● Work instruction
In the entries below, find the line with "atom | 47.21 Å³ |" and print exactly every line from there up to and including the line with "157.6 cm⁻¹ |", with no other lines.

##############################

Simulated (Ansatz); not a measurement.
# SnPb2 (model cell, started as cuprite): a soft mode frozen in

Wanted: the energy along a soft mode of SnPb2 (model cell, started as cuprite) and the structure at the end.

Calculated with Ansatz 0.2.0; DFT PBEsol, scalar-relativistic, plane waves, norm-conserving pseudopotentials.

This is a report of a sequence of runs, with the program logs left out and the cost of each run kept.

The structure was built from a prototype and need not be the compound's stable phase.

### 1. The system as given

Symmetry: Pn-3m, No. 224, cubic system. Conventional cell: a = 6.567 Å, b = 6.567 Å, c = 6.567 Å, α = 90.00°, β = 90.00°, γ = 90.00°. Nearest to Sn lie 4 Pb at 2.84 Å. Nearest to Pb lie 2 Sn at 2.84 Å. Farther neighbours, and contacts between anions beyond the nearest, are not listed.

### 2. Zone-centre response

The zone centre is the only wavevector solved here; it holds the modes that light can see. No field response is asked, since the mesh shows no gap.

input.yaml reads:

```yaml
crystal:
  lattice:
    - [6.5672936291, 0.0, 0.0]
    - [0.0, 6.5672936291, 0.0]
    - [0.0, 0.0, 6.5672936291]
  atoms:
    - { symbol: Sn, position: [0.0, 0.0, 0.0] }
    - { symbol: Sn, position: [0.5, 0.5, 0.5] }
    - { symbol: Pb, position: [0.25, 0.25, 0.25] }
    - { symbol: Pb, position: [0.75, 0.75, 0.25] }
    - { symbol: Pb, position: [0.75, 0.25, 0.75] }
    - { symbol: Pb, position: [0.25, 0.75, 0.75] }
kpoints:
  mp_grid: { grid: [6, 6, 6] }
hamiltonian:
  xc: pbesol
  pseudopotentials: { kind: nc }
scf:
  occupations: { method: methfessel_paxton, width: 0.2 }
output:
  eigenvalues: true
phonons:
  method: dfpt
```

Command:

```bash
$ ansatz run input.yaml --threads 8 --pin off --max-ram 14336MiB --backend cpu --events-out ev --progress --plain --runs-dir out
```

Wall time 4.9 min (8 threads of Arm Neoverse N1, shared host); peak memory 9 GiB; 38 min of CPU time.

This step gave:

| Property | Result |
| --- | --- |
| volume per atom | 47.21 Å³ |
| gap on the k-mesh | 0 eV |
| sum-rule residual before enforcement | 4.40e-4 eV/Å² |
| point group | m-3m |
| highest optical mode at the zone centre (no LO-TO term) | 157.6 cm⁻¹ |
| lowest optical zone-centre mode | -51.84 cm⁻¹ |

##############################

● Response area
| volume per atom | 47.21 Å³ |
| gap on the k-mesh | 0 eV |
| sum-rule residual before enforcement | 4.40e-4 eV/Å² |
| point group | m-3m |
| highest optical mode at the zone centre (no LO-TO term) | 157.6 cm⁻¹ |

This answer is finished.